** DATA **
○ ○ ○ ○ ○ ○ ○

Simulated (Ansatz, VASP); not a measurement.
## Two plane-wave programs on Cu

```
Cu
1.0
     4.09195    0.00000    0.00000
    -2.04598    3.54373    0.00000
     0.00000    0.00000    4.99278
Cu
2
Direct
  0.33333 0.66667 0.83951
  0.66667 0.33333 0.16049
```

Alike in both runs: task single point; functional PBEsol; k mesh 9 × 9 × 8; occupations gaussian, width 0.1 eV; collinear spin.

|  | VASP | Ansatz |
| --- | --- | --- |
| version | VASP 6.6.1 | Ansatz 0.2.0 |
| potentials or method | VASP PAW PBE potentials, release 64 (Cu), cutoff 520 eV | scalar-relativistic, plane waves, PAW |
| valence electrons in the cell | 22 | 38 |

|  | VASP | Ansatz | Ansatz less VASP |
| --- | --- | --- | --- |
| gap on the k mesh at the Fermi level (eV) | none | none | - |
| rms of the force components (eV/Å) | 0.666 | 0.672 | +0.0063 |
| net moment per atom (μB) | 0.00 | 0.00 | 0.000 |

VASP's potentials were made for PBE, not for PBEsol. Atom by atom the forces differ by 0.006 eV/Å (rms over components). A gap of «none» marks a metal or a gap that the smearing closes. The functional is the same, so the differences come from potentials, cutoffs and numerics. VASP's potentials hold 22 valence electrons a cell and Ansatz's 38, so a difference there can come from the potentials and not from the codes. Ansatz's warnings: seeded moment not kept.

○ ○ ○ ○ ○ ○ ○

** WORK REQUEST **
Repeat only the lines above, from the first line of the entries through the line that contains "Ansatz 0.2.0 |", including both ends.

** ANSWER SPACE **
Simulated (Ansatz, VASP); not a measurement.
## Two plane-wave programs on Cu

```
Cu
1.0
     4.09195    0.00000    0.00000
    -2.04598    3.54373    0.00000
     0.00000    0.00000    4.99278
Cu
2
Direct
  0.33333 0.66667 0.83951
  0.66667 0.33333 0.16049
```

Alike in both runs: task single point; functional PBEsol; k mesh 9 × 9 × 8; occupations gaussian, width 0.1 eV; collinear spin.

|  | VASP | Ansatz |
| --- | --- | --- |
| version | VASP 6.6.1 | Ansatz 0.2.0 |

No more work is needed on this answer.